### Task item
Return, in their exact form, the lines that lie between the start of the data below and the line containing "nudged elastic band**", with both ends included.

### Extracted material
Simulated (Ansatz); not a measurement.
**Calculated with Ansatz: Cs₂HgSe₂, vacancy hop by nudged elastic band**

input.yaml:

### Exercise answer
Simulated (Ansatz); not a measurement.
**Calculated with Ansatz: Cs₂HgSe₂, vacancy hop by nudged elastic band**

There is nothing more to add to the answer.